===== Recorded information
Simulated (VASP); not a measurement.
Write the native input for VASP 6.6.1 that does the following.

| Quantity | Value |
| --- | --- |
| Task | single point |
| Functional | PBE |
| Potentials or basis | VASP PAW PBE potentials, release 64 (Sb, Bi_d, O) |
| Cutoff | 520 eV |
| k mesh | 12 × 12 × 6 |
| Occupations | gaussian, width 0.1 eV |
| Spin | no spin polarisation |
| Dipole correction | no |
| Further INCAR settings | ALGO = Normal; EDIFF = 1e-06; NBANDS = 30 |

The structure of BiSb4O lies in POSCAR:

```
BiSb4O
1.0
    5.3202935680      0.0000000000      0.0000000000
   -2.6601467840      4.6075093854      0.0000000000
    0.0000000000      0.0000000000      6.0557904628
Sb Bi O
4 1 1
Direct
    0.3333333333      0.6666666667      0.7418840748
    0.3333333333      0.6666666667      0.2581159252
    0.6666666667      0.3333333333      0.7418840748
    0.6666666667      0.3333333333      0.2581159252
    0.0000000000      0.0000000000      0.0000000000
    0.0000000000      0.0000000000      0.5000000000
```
==========

Could you repeat exactly the lines in the listing above from the one with "Cutoff | 520 eV |" down to the one with "NBANDS = 30 |"? Include both of those lines.

| Cutoff | 520 eV |
| k mesh | 12 × 12 × 6 |
| Occupations | gaussian, width 0.1 eV |
| Spin | no spin polarisation |
| Dipole correction | no |
| Further INCAR settings | ALGO = Normal; EDIFF = 1e-06; NBANDS = 30 |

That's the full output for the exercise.